_Records supplied_
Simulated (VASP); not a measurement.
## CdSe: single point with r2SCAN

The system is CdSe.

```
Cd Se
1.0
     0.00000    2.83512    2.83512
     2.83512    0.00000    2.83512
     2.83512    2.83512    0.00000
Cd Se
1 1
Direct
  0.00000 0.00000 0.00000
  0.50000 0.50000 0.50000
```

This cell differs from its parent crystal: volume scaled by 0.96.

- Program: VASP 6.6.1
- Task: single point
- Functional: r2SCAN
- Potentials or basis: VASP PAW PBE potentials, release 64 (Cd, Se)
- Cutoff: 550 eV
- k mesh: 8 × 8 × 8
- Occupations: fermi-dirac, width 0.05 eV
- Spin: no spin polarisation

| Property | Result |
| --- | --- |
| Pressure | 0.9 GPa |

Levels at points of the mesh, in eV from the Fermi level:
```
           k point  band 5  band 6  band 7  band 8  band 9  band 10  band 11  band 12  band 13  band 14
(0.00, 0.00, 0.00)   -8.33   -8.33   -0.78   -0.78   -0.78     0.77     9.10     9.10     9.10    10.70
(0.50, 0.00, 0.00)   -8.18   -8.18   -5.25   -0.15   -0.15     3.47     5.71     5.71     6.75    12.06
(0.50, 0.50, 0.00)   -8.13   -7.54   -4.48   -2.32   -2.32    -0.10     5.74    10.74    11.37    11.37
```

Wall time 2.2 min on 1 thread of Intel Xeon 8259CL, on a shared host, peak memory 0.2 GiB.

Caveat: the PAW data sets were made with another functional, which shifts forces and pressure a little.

_Work item_
Up to and including the line containing "Wall time 2.2", please write out the listing exactly, starting from its first line.

_Worked solution_
Simulated (VASP); not a measurement.
## CdSe: single point with r2SCAN

The system is CdSe.

```
Cd Se
1.0
     0.00000    2.83512    2.83512
     2.83512    0.00000    2.83512
     2.83512    2.83512    0.00000
Cd Se
1 1
Direct
  0.00000 0.00000 0.00000
  0.50000 0.50000 0.50000
```

This cell differs from its parent crystal: volume scaled by 0.96.

- Program: VASP 6.6.1
- Task: single point
- Functional: r2SCAN
- Potentials or basis: VASP PAW PBE potentials, release 64 (Cd, Se)
- Cutoff: 550 eV
- k mesh: 8 × 8 × 8
- Occupations: fermi-dirac, width 0.05 eV
- Spin: no spin polarisation

| Property | Result |
| --- | --- |
| Pressure | 0.9 GPa |

Levels at points of the mesh, in eV from the Fermi level:
```
           k point  band 5  band 6  band 7  band 8  band 9  band 10  band 11  band 12  band 13  band 14
(0.00, 0.00, 0.00)   -8.33   -8.33   -0.78   -0.78   -0.78     0.77     9.10     9.10     9.10    10.70
(0.50, 0.00, 0.00)   -8.18   -8.18   -5.25   -0.15   -0.15     3.47     5.71     5.71     6.75    12.06
(0.50, 0.50, 0.00)   -8.13   -7.54   -4.48   -2.32   -2.32    -0.10     5.74    10.74    11.37    11.37
```

Wall time 2.2 min on 1 thread of Intel Xeon 8259CL, on a shared host, peak memory 0.2 GiB.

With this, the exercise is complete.